§ **Work request**: The entire listing below must be written out word for word.

+++
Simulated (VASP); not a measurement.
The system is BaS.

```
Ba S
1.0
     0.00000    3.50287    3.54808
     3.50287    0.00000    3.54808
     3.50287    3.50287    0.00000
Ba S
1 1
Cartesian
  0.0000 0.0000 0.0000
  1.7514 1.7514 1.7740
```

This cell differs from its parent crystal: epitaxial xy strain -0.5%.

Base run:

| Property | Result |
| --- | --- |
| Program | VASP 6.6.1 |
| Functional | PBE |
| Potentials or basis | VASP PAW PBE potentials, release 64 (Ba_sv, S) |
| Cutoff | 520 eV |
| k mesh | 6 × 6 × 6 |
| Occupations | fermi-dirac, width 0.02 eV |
+++

§ **Worked solution**:
Simulated (VASP); not a measurement.
The system is BaS.

```
Ba S
1.0
     0.00000    3.50287    3.54808
     3.50287    0.00000    3.54808
     3.50287    3.50287    0.00000
Ba S
1 1
Cartesian
  0.0000 0.0000 0.0000
  1.7514 1.7514 1.7740
```

This cell differs from its parent crystal: epitaxial xy strain -0.5%.

Base run:

| Property | Result |
| --- | --- |
| Program | VASP 6.6.1 |
| Functional | PBE |
| Potentials or basis | VASP PAW PBE potentials, release 64 (Ba_sv, S) |
| Cutoff | 520 eV |
| k mesh | 6 × 6 × 6 |
| Occupations | fermi-dirac, width 0.02 eV |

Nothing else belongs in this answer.